■ THE DATA ■
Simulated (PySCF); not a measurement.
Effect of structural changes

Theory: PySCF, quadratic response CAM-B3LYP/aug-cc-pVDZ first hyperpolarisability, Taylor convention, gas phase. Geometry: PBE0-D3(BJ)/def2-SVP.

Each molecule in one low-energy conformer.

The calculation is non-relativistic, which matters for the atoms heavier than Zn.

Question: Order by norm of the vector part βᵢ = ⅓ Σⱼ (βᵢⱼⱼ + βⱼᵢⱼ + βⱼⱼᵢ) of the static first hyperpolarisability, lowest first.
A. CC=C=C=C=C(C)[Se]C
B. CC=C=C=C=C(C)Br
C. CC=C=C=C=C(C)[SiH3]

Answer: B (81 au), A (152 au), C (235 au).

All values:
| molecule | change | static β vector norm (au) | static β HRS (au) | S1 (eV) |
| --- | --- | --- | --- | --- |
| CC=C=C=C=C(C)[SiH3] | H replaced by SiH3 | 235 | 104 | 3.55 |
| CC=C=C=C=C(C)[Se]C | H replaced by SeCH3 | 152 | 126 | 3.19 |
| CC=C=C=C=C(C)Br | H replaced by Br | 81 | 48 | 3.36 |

■ WORK INSTRUCTION ■
Please make an exact copy of each record.

■ ANSWER SPACE ■
Simulated (PySCF); not a measurement.
Effect of structural changes

Theory: PySCF, quadratic response CAM-B3LYP/aug-cc-pVDZ first hyperpolarisability, Taylor convention, gas phase. Geometry: PBE0-D3(BJ)/def2-SVP.

Each molecule in one low-energy conformer.

The calculation is non-relativistic, which matters for the atoms heavier than Zn.

Question: Order by norm of the vector part βᵢ = ⅓ Σⱼ (βᵢⱼⱼ + βⱼᵢⱼ + βⱼⱼᵢ) of the static first hyperpolarisability, lowest first.
A. CC=C=C=C=C(C)[Se]C
B. CC=C=C=C=C(C)Br
C. CC=C=C=C=C(C)[SiH3]

Answer: B (81 au), A (152 au), C (235 au).

All values:
| molecule | change | static β vector norm (au) | static β HRS (au) | S1 (eV) |
| --- | --- | --- | --- | --- |
| CC=C=C=C=C(C)[SiH3] | H replaced by SiH3 | 235 | 104 | 3.55 |
| CC=C=C=C=C(C)[Se]C | H replaced by SeCH3 | 152 | 126 | 3.19 |
| CC=C=C=C=C(C)Br | H replaced by Br | 81 | 48 | 3.36 |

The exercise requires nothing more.